»»

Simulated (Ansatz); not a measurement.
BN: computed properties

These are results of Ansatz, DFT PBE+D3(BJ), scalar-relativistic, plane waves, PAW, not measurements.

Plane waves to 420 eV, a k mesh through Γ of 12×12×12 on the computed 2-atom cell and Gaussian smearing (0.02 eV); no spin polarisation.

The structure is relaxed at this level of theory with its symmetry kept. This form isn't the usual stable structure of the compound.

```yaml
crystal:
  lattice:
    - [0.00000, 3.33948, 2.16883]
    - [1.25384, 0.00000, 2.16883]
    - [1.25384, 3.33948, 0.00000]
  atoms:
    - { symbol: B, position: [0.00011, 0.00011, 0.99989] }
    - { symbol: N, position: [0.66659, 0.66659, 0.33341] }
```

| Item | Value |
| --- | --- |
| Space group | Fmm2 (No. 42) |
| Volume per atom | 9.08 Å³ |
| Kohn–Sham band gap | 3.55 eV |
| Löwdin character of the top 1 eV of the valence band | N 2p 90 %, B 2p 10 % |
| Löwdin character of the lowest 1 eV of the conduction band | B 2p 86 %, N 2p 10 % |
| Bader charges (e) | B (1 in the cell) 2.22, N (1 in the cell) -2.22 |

««

● **Activity**
Restate the full listing word for word, leaving out nothing.

● **Reply**
Simulated (Ansatz); not a measurement.
BN: computed properties

These are results of Ansatz, DFT PBE+D3(BJ), scalar-relativistic, plane waves, PAW, not measurements.

Plane waves to 420 eV, a k mesh through Γ of 12×12×12 on the computed 2-atom cell and Gaussian smearing (0.02 eV); no spin polarisation.

The structure is relaxed at this level of theory with its symmetry kept. This form isn't the usual stable structure of the compound.

```yaml
crystal:
  lattice:
    - [0.00000, 3.33948, 2.16883]
    - [1.25384, 0.00000, 2.16883]
    - [1.25384, 3.33948, 0.00000]
  atoms:
    - { symbol: B, position: [0.00011, 0.00011, 0.99989] }
    - { symbol: N, position: [0.66659, 0.66659, 0.33341] }
```

| Item | Value |
| --- | --- |
| Space group | Fmm2 (No. 42) |
| Volume per atom | 9.08 Å³ |
| Kohn–Sham band gap | 3.55 eV |
| Löwdin character of the top 1 eV of the valence band | N 2p 90 %, B 2p 10 % |
| Löwdin character of the lowest 1 eV of the conduction band | B 2p 86 %, N 2p 10 % |
| Bader charges (e) | B (1 in the cell) 2.22, N (1 in the cell) -2.22 |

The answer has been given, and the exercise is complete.